▶ Assigned task: Look through the material below and copy exactly the lines from the line with "UHF | -325.0 |" to the line with "The values span", those two lines included.

──────

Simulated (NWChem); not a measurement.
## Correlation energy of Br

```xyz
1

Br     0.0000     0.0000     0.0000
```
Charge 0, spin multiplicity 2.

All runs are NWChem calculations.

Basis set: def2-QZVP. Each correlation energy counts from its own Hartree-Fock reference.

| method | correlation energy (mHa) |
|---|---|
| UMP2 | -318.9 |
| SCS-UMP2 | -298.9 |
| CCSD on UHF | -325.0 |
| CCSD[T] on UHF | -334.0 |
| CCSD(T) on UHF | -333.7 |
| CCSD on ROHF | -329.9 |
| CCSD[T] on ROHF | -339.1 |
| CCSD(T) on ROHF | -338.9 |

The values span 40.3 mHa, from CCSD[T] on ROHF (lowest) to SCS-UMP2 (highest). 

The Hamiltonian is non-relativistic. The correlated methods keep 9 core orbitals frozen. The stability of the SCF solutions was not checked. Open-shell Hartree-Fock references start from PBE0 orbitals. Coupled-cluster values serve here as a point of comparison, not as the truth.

──────

▶ Result:
| CCSD on UHF | -325.0 |
| CCSD[T] on UHF | -334.0 |
| CCSD(T) on UHF | -333.7 |
| CCSD on ROHF | -329.9 |
| CCSD[T] on ROHF | -339.1 |
| CCSD(T) on ROHF | -338.9 |

The values span 40.3 mHa, from CCSD[T] on ROHF (lowest) to SCS-UMP2 (highest). 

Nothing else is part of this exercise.